• Work item: Each record should be output exactly, with every character kept.

• Dataset records:
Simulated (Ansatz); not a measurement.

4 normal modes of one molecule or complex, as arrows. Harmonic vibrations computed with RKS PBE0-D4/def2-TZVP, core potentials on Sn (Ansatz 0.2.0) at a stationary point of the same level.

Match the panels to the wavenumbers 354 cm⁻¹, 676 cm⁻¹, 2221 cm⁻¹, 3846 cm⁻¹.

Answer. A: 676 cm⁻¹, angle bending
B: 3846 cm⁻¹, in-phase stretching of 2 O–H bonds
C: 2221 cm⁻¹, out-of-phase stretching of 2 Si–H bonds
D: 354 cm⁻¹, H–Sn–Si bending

• Solution:
Simulated (Ansatz); not a measurement.

4 normal modes of one molecule or complex, as arrows. Harmonic vibrations computed with RKS PBE0-D4/def2-TZVP, core potentials on Sn (Ansatz 0.2.0) at a stationary point of the same level.

Match the panels to the wavenumbers 354 cm⁻¹, 676 cm⁻¹, 2221 cm⁻¹, 3846 cm⁻¹.

Answer. A: 676 cm⁻¹, angle bending
B: 3846 cm⁻¹, in-phase stretching of 2 O–H bonds
C: 2221 cm⁻¹, out-of-phase stretching of 2 Si–H bonds
D: 354 cm⁻¹, H–Sn–Si bending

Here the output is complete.